Task item:
The response should be the lines of the data, starting at the first and ending at the one that contains "3. Number density", copied without change.

===============

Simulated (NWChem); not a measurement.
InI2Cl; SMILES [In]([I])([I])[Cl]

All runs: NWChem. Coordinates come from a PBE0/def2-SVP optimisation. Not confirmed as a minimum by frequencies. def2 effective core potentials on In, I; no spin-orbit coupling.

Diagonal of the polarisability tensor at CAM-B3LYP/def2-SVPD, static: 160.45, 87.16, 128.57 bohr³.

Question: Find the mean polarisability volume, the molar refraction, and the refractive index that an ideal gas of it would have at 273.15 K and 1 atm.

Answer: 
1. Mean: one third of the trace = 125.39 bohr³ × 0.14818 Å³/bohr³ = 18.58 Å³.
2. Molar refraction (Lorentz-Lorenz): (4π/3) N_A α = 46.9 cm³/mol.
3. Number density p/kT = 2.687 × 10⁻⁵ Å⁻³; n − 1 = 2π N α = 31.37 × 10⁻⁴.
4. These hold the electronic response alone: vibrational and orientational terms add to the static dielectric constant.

===============

Reply:
Simulated (NWChem); not a measurement.
InI2Cl; SMILES [In]([I])([I])[Cl]

All runs: NWChem. Coordinates come from a PBE0/def2-SVP optimisation. Not confirmed as a minimum by frequencies. def2 effective core potentials on In, I; no spin-orbit coupling.

Diagonal of the polarisability tensor at CAM-B3LYP/def2-SVPD, static: 160.45, 87.16, 128.57 bohr³.

Question: Find the mean polarisability volume, the molar refraction, and the refractive index that an ideal gas of it would have at 273.15 K and 1 atm.

Answer: 
1. Mean: one third of the trace = 125.39 bohr³ × 0.14818 Å³/bohr³ = 18.58 Å³.
2. Molar refraction (Lorentz-Lorenz): (4π/3) N_A α = 46.9 cm³/mol.
3. Number density p/kT = 2.687 × 10⁻⁵ Å⁻³; n − 1 = 2π N α = 31.37 × 10⁻⁴.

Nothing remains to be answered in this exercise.